Exercise: Only the first line of the listing and the lines after it, up to and including the one containing "# E1 line list for Lu39+", should be retyped exactly.

=== Begin Enclosure ===
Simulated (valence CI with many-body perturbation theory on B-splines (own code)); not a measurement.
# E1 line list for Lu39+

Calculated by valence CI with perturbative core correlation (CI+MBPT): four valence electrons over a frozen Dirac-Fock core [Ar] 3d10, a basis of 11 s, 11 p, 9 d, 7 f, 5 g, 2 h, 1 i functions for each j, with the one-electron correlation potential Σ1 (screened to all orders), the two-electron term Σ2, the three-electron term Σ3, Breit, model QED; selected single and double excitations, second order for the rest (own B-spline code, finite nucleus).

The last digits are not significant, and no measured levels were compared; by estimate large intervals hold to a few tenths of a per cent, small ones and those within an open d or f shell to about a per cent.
=== End Enclosure ===

Your response:
Simulated (valence CI with many-body perturbation theory on B-splines (own code)); not a measurement.
# E1 line list for Lu39+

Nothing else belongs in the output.